☆ ☆ ☆

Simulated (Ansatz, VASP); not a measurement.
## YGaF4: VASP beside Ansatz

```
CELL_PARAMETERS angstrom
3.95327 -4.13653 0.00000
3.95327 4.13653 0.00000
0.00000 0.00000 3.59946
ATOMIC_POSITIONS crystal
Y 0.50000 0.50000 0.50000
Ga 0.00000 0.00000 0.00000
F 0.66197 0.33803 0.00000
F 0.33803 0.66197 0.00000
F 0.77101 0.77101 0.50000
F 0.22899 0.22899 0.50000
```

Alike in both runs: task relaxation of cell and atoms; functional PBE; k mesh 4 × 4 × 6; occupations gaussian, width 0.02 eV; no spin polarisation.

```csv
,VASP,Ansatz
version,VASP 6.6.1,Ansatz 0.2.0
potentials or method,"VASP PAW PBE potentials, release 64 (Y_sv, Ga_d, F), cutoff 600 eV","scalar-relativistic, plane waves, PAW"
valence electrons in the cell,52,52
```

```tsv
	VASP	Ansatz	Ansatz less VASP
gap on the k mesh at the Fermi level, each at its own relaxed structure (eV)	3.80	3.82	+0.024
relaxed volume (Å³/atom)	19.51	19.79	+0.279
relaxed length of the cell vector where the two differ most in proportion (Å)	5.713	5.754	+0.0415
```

☆ ☆ ☆

• Assigned task: In the answer, the lines from the first line of the data above through the line containing "Alike in both" must appear exactly as written, with nothing else.

• Task output:
Simulated (Ansatz, VASP); not a measurement.
## YGaF4: VASP beside Ansatz

```
CELL_PARAMETERS angstrom
3.95327 -4.13653 0.00000
3.95327 4.13653 0.00000
0.00000 0.00000 3.59946
ATOMIC_POSITIONS crystal
Y 0.50000 0.50000 0.50000
Ga 0.00000 0.00000 0.00000
F 0.66197 0.33803 0.00000
F 0.33803 0.66197 0.00000
F 0.77101 0.77101 0.50000
F 0.22899 0.22899 0.50000
```

Alike in both runs: task relaxation of cell and atoms; functional PBE; k mesh 4 × 4 × 6; occupations gaussian, width 0.02 eV; no spin polarisation.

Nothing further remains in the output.